### Assigned task:
The full set of entries needs to be reproduced exactly.

### Available data:
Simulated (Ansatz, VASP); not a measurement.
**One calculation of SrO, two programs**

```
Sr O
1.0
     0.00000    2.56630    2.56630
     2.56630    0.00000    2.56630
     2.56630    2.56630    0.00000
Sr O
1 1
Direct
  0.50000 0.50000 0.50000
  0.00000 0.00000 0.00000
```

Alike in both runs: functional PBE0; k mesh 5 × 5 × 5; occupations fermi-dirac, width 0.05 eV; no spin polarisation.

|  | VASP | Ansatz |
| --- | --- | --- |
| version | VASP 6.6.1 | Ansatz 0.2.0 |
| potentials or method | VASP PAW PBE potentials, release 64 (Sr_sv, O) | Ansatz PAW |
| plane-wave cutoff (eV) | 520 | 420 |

### Expected answer:
Simulated (Ansatz, VASP); not a measurement.
**One calculation of SrO, two programs**

```
Sr O
1.0
     0.00000    2.56630    2.56630
     2.56630    0.00000    2.56630
     2.56630    2.56630    0.00000
Sr O
1 1
Direct
  0.50000 0.50000 0.50000
  0.00000 0.00000 0.00000
```

Alike in both runs: functional PBE0; k mesh 5 × 5 × 5; occupations fermi-dirac, width 0.05 eV; no spin polarisation.

|  | VASP | Ansatz |
| --- | --- | --- |
| version | VASP 6.6.1 | Ansatz 0.2.0 |
| potentials or method | VASP PAW PBE potentials, release 64 (Sr_sv, O) | Ansatz PAW |
| plane-wave cutoff (eV) | 520 | 420 |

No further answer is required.